#### Material provided:
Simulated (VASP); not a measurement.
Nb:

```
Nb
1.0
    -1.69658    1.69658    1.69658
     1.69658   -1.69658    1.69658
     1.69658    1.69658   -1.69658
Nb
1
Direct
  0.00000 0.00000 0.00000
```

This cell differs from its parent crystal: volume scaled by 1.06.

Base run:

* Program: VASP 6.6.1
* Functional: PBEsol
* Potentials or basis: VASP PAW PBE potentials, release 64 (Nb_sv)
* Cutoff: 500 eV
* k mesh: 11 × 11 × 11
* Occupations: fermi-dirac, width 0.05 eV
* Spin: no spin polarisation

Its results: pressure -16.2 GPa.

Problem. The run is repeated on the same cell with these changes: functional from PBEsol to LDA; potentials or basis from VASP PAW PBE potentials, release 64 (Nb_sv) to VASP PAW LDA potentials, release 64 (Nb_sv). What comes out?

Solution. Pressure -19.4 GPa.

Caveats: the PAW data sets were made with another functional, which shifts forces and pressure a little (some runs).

#### Exercise:
Return only the stretch of the material above from the line holding "11 × 11 × 11" through the line holding "Solution. Pressure -19.4 GPa.", copied exactly.

#### Solution:
* k mesh: 11 × 11 × 11
* Occupations: fermi-dirac, width 0.05 eV
* Spin: no spin polarisation

Its results: pressure -16.2 GPa.

Problem. The run is repeated on the same cell with these changes: functional from PBEsol to LDA; potentials or basis from VASP PAW PBE potentials, release 64 (Nb_sv) to VASP PAW LDA potentials, release 64 (Nb_sv). What comes out?

Solution. Pressure -19.4 GPa.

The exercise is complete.